Because the listing below is to be kept intact, restate all of it word for word.

Provided information
+++

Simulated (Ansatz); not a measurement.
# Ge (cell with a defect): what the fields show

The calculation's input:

+++

Your response
Simulated (Ansatz); not a measurement.
# Ge (cell with a defect): what the fields show

The calculation's input:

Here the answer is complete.